WORK TASK:
Print the first line of the records below and every line after it, up to and including the line with "Computed with r2SCAN". Print nothing else.

** STUDY MATERIAL follows **

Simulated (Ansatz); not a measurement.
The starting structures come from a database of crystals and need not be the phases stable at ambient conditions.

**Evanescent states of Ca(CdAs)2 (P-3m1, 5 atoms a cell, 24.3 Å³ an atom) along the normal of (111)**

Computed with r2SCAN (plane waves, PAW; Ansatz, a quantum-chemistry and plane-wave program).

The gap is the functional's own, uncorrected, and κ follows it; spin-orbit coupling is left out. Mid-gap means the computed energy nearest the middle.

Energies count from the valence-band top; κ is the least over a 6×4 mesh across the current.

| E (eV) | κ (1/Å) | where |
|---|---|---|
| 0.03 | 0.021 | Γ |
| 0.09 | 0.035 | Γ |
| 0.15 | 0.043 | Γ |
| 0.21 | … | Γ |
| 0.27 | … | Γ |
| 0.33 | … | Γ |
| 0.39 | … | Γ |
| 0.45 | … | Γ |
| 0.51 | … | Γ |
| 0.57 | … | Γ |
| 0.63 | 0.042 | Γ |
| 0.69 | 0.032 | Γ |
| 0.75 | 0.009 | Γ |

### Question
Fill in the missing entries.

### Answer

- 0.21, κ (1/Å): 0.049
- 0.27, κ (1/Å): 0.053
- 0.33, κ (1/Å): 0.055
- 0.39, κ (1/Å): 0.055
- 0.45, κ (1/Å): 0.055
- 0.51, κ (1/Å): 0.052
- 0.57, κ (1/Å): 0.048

** End of STUDY MATERIAL **

TASK SOLUTION:
Simulated (Ansatz); not a measurement.
The starting structures come from a database of crystals and need not be the phases stable at ambient conditions.

**Evanescent states of Ca(CdAs)2 (P-3m1, 5 atoms a cell, 24.3 Å³ an atom) along the normal of (111)**

Computed with r2SCAN (plane waves, PAW; Ansatz, a quantum-chemistry and plane-wave program).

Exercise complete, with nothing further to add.